# Assignment
Repeat the whole listing below exactly as it reads.

***** Data *****
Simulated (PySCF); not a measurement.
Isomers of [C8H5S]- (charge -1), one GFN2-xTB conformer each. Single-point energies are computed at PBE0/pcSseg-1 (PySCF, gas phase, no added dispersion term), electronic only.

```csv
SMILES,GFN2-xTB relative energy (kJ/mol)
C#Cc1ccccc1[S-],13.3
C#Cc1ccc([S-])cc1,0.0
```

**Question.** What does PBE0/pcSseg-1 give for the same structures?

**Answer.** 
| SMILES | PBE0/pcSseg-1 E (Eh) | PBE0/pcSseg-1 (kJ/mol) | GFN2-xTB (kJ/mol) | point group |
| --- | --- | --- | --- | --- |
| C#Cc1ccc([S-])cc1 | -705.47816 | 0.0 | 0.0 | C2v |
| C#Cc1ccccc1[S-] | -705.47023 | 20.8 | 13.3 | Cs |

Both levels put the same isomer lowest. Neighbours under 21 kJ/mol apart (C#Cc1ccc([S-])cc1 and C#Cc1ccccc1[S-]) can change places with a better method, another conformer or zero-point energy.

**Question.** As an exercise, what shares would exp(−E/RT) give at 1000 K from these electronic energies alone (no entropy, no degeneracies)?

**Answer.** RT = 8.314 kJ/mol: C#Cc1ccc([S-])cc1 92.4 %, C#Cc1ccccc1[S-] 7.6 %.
*****

# Task answer
Simulated (PySCF); not a measurement.
Isomers of [C8H5S]- (charge -1), one GFN2-xTB conformer each. Single-point energies are computed at PBE0/pcSseg-1 (PySCF, gas phase, no added dispersion term), electronic only.

```csv
SMILES,GFN2-xTB relative energy (kJ/mol)
C#Cc1ccccc1[S-],13.3
C#Cc1ccc([S-])cc1,0.0
```

**Question.** What does PBE0/pcSseg-1 give for the same structures?

**Answer.** 
| SMILES | PBE0/pcSseg-1 E (Eh) | PBE0/pcSseg-1 (kJ/mol) | GFN2-xTB (kJ/mol) | point group |
| --- | --- | --- | --- | --- |
| C#Cc1ccc([S-])cc1 | -705.47816 | 0.0 | 0.0 | C2v |
| C#Cc1ccccc1[S-] | -705.47023 | 20.8 | 13.3 | Cs |

Both levels put the same isomer lowest. Neighbours under 21 kJ/mol apart (C#Cc1ccc([S-])cc1 and C#Cc1ccccc1[S-]) can change places with a better method, another conformer or zero-point energy.

**Question.** As an exercise, what shares would exp(−E/RT) give at 1000 K from these electronic energies alone (no entropy, no degeneracies)?

**Answer.** RT = 8.314 kJ/mol: C#Cc1ccc([S-])cc1 92.4 %, C#Cc1ccccc1[S-] 7.6 %.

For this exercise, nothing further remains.